Provided material |
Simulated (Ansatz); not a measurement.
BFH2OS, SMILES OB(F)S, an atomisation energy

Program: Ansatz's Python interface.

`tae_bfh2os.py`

Work order | What is needed is an exact repetition of the lines from the first line of the records through the line containing "Program: Ansatz's Python interface.", both ends included, and nothing more.

Solution |
Simulated (Ansatz); not a measurement.
BFH2OS, SMILES OB(F)S, an atomisation energy

Program: Ansatz's Python interface.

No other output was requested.